_Action item_:
Transcribe only the lines of the listing below from the one holding "One atom of each set is listed." through the one holding "-386.8 | 0 |", inclusive, without any change.

******

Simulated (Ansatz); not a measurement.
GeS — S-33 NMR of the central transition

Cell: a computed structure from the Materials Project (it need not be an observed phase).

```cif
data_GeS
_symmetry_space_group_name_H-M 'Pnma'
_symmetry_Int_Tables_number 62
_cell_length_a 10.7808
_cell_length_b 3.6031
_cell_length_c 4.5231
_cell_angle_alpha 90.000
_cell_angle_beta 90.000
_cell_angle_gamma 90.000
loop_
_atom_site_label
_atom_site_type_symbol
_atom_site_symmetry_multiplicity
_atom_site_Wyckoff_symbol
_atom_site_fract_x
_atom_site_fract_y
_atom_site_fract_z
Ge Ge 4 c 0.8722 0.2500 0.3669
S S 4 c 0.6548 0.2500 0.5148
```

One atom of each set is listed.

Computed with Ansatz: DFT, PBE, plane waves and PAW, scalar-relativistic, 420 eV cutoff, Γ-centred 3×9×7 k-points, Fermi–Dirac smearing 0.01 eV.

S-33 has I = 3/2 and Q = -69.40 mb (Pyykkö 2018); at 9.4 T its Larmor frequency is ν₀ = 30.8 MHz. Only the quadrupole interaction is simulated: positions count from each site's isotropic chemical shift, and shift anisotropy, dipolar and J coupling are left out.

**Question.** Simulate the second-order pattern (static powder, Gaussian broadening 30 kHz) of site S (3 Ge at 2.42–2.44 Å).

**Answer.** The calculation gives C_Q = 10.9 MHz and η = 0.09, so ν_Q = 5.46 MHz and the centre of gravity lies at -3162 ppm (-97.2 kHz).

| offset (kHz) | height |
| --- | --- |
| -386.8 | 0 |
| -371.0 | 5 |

******

_Exercise result_:
One atom of each set is listed.

Computed with Ansatz: DFT, PBE, plane waves and PAW, scalar-relativistic, 420 eV cutoff, Γ-centred 3×9×7 k-points, Fermi–Dirac smearing 0.01 eV.

S-33 has I = 3/2 and Q = -69.40 mb (Pyykkö 2018); at 9.4 T its Larmor frequency is ν₀ = 30.8 MHz. Only the quadrupole interaction is simulated: positions count from each site's isotropic chemical shift, and shift anisotropy, dipolar and J coupling are left out.

**Question.** Simulate the second-order pattern (static powder, Gaussian broadening 30 kHz) of site S (3 Ge at 2.42–2.44 Å).

**Answer.** The calculation gives C_Q = 10.9 MHz and η = 0.09, so ν_Q = 5.46 MHz and the centre of gravity lies at -3162 ppm (-97.2 kHz).

| offset (kHz) | height |
| --- | --- |
| -386.8 | 0 |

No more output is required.